REQUIRED ACTION:
For every record here, output an exact copy.

##### DATA EXTRACT #####
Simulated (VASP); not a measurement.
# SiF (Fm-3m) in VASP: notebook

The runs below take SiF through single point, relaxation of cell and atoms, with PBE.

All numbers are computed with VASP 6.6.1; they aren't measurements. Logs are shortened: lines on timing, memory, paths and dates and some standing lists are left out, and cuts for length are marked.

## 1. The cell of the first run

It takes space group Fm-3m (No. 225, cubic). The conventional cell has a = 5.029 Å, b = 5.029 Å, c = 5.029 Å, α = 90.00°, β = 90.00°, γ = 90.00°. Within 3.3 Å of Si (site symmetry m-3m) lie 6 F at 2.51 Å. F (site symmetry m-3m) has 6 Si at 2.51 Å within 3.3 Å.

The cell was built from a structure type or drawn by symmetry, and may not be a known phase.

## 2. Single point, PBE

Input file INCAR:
#####

WRITTEN RESPONSE:
Simulated (VASP); not a measurement.
# SiF (Fm-3m) in VASP: notebook

The runs below take SiF through single point, relaxation of cell and atoms, with PBE.

All numbers are computed with VASP 6.6.1; they aren't measurements. Logs are shortened: lines on timing, memory, paths and dates and some standing lists are left out, and cuts for length are marked.

## 1. The cell of the first run

It takes space group Fm-3m (No. 225, cubic). The conventional cell has a = 5.029 Å, b = 5.029 Å, c = 5.029 Å, α = 90.00°, β = 90.00°, γ = 90.00°. Within 3.3 Å of Si (site symmetry m-3m) lie 6 F at 2.51 Å. F (site symmetry m-3m) has 6 Si at 2.51 Å within 3.3 Å.

The cell was built from a structure type or drawn by symmetry, and may not be a known phase.

## 2. Single point, PBE

Input file INCAR:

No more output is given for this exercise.